*** Block opens ***
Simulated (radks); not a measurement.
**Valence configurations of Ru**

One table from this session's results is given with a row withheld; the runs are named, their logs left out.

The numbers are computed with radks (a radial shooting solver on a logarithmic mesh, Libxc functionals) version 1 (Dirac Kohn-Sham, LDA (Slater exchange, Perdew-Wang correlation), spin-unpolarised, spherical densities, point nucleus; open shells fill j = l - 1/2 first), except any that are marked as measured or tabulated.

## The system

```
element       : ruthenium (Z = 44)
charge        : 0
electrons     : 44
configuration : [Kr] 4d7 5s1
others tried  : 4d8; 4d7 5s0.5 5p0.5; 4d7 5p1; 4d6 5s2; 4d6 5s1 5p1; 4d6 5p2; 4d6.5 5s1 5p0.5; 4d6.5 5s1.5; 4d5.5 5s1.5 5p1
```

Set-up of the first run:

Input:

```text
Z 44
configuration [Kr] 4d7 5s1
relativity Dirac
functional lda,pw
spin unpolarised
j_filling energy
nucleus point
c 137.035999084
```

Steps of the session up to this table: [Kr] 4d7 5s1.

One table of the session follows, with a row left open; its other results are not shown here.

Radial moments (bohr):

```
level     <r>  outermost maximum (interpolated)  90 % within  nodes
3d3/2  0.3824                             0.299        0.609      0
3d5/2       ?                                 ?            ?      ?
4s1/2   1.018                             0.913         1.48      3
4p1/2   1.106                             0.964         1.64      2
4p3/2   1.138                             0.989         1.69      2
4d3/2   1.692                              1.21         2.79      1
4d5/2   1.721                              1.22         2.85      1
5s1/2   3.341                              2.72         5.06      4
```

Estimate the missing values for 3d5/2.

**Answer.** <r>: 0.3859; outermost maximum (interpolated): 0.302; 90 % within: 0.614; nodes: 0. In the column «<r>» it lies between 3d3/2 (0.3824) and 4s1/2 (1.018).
*** Block closes ***

Copy out each line of the data above, exactly, if it lies between the line holding "Steps of the" and the line holding "Estimate the missing values for 3d5/2.", inclusive; copy no other line.

§ Written solution
Steps of the session up to this table: [Kr] 4d7 5s1.

One table of the session follows, with a row left open; its other results are not shown here.

Radial moments (bohr):

```
level     <r>  outermost maximum (interpolated)  90 % within  nodes
3d3/2  0.3824                             0.299        0.609      0
3d5/2       ?                                 ?            ?      ?
4s1/2   1.018                             0.913         1.48      3
4p1/2   1.106                             0.964         1.64      2
4p3/2   1.138                             0.989         1.69      2
4d3/2   1.692                              1.21         2.79      1
4d5/2   1.721                              1.22         2.85      1
5s1/2   3.341                              2.72         5.06      4
```

Estimate the missing values for 3d5/2.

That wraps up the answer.